────────

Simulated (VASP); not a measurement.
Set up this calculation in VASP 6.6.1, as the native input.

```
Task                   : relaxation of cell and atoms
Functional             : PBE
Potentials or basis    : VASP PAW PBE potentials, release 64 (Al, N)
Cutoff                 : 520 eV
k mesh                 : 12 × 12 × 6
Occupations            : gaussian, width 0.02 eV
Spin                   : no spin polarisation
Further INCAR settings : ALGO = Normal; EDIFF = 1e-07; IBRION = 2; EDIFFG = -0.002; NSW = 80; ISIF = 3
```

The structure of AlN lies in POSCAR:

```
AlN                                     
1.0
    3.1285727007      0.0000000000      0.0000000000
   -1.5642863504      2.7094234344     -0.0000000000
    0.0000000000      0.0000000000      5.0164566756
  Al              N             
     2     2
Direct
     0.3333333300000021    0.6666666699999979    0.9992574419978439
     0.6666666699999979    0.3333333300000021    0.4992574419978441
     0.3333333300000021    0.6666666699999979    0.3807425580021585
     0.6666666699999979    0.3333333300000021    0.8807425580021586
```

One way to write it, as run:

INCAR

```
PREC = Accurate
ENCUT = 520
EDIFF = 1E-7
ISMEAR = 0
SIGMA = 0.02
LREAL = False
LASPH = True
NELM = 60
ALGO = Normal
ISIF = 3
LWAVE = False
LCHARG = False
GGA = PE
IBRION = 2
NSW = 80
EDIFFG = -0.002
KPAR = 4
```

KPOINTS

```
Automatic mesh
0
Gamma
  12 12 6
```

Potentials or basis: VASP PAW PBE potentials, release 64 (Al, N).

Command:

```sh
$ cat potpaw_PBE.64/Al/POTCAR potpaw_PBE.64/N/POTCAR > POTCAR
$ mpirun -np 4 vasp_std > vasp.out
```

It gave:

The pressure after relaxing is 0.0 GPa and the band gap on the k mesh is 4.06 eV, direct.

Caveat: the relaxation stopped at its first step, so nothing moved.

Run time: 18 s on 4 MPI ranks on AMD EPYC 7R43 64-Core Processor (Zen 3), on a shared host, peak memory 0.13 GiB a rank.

────────

TASK ITEM:
Copy out only the lines running from the beginning of the data to the line with "Caveat: the relaxation", both ends included.

WRITTEN SOLUTION:
Simulated (VASP); not a measurement.
Set up this calculation in VASP 6.6.1, as the native input.

```
Task                   : relaxation of cell and atoms
Functional             : PBE
Potentials or basis    : VASP PAW PBE potentials, release 64 (Al, N)
Cutoff                 : 520 eV
k mesh                 : 12 × 12 × 6
Occupations            : gaussian, width 0.02 eV
Spin                   : no spin polarisation
Further INCAR settings : ALGO = Normal; EDIFF = 1e-07; IBRION = 2; EDIFFG = -0.002; NSW = 80; ISIF = 3
```

The structure of AlN lies in POSCAR:

```
AlN                                     
1.0
    3.1285727007      0.0000000000      0.0000000000
   -1.5642863504      2.7094234344     -0.0000000000
    0.0000000000      0.0000000000      5.0164566756
  Al              N             
     2     2
Direct
     0.3333333300000021    0.6666666699999979    0.9992574419978439
     0.6666666699999979    0.3333333300000021    0.4992574419978441
     0.3333333300000021    0.6666666699999979    0.3807425580021585
     0.6666666699999979    0.3333333300000021    0.8807425580021586
```

One way to write it, as run:

INCAR

```
PREC = Accurate
ENCUT = 520
EDIFF = 1E-7
ISMEAR = 0
SIGMA = 0.02
LREAL = False
LASPH = True
NELM = 60
ALGO = Normal
ISIF = 3
LWAVE = False
LCHARG = False
GGA = PE
IBRION = 2
NSW = 80
EDIFFG = -0.002
KPAR = 4
```

KPOINTS

```
Automatic mesh
0
Gamma
  12 12 6
```

Potentials or basis: VASP PAW PBE potentials, release 64 (Al, N).

Command:

```sh
$ cat potpaw_PBE.64/Al/POTCAR potpaw_PBE.64/N/POTCAR > POTCAR
$ mpirun -np 4 vasp_std > vasp.out
```

It gave:

The pressure after relaxing is 0.0 GPa and the band gap on the k mesh is 4.06 eV, direct.

Caveat: the relaxation stopped at its first step, so nothing moved.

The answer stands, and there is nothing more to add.